*** Opening of Records shown ***

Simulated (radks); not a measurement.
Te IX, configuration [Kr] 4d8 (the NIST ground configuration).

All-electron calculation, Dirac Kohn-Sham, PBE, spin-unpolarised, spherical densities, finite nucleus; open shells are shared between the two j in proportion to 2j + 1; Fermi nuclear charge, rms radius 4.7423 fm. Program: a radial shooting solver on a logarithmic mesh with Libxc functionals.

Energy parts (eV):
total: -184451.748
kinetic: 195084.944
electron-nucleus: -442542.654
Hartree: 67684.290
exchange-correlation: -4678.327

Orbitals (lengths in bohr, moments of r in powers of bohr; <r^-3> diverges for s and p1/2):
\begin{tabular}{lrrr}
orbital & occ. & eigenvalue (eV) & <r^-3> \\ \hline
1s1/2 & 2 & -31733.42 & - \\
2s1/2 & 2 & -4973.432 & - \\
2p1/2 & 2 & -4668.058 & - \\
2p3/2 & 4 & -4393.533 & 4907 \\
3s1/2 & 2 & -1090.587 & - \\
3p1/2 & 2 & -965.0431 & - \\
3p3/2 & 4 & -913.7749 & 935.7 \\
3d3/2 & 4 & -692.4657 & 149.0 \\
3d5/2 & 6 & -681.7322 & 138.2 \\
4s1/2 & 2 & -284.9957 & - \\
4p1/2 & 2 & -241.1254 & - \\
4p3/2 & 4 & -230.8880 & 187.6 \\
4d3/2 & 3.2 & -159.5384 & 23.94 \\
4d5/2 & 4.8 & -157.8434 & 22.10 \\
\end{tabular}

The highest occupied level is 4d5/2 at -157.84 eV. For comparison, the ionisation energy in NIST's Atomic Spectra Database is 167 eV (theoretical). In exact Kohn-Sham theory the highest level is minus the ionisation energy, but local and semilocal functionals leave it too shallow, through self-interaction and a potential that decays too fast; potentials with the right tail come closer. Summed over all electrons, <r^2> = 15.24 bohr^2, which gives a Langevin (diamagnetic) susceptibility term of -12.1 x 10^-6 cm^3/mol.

*** Close of Records shown ***

Assignment ▸ Copy exactly the lines that run from the first line of the data to the line containing "3d5/2 & 6 & -681.7322 & 138.2 \\", please, with both ends included and nothing else.

Result ▸
Simulated (radks); not a measurement.
Te IX, configuration [Kr] 4d8 (the NIST ground configuration).

All-electron calculation, Dirac Kohn-Sham, PBE, spin-unpolarised, spherical densities, finite nucleus; open shells are shared between the two j in proportion to 2j + 1; Fermi nuclear charge, rms radius 4.7423 fm. Program: a radial shooting solver on a logarithmic mesh with Libxc functionals.

Energy parts (eV):
total: -184451.748
kinetic: 195084.944
electron-nucleus: -442542.654
Hartree: 67684.290
exchange-correlation: -4678.327

Orbitals (lengths in bohr, moments of r in powers of bohr; <r^-3> diverges for s and p1/2):
\begin{tabular}{lrrr}
orbital & occ. & eigenvalue (eV) & <r^-3> \\ \hline
1s1/2 & 2 & -31733.42 & - \\
2s1/2 & 2 & -4973.432 & - \\
2p1/2 & 2 & -4668.058 & - \\
2p3/2 & 4 & -4393.533 & 4907 \\
3s1/2 & 2 & -1090.587 & - \\
3p1/2 & 2 & -965.0431 & - \\
3p3/2 & 4 & -913.7749 & 935.7 \\
3d3/2 & 4 & -692.4657 & 149.0 \\
3d5/2 & 6 & -681.7322 & 138.2 \\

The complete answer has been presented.